┌─ Available data
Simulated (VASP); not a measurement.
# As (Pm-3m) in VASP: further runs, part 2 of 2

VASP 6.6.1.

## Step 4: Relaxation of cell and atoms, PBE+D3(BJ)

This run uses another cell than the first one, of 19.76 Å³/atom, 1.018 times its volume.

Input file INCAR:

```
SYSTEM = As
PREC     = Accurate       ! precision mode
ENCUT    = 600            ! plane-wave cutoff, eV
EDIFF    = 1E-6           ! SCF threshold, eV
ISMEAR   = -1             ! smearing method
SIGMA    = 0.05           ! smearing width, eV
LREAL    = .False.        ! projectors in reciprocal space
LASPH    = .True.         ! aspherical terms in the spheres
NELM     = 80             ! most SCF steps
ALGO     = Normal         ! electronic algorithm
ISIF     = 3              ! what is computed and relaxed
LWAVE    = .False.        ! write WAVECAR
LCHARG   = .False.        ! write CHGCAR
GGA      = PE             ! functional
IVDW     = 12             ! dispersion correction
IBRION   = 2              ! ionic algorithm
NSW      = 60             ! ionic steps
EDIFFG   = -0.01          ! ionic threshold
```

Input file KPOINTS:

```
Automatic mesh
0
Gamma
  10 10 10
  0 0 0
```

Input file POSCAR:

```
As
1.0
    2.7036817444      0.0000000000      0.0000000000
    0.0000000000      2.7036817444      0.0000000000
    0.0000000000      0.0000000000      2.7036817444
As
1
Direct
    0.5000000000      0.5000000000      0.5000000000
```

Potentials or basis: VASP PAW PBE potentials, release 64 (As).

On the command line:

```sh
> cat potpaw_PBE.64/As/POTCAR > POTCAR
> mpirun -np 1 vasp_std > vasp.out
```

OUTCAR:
└─

Work task: Each line from the top of the entries above through the line containing "Potentials or basis: VASP" must be transcribed exactly, and no other line may appear.

Response box:
Simulated (VASP); not a measurement.
# As (Pm-3m) in VASP: further runs, part 2 of 2

VASP 6.6.1.

## Step 4: Relaxation of cell and atoms, PBE+D3(BJ)

This run uses another cell than the first one, of 19.76 Å³/atom, 1.018 times its volume.

Input file INCAR:

```
SYSTEM = As
PREC     = Accurate       ! precision mode
ENCUT    = 600            ! plane-wave cutoff, eV
EDIFF    = 1E-6           ! SCF threshold, eV
ISMEAR   = -1             ! smearing method
SIGMA    = 0.05           ! smearing width, eV
LREAL    = .False.        ! projectors in reciprocal space
LASPH    = .True.         ! aspherical terms in the spheres
NELM     = 80             ! most SCF steps
ALGO     = Normal         ! electronic algorithm
ISIF     = 3              ! what is computed and relaxed
LWAVE    = .False.        ! write WAVECAR
LCHARG   = .False.        ! write CHGCAR
GGA      = PE             ! functional
IVDW     = 12             ! dispersion correction
IBRION   = 2              ! ionic algorithm
NSW      = 60             ! ionic steps
EDIFFG   = -0.01          ! ionic threshold
```

Input file KPOINTS:

```
Automatic mesh
0
Gamma
  10 10 10
  0 0 0
```

Input file POSCAR:

```
As
1.0
    2.7036817444      0.0000000000      0.0000000000
    0.0000000000      2.7036817444      0.0000000000
    0.0000000000      0.0000000000      2.7036817444
As
1
Direct
    0.5000000000      0.5000000000      0.5000000000
```

Potentials or basis: VASP PAW PBE potentials, release 64 (As).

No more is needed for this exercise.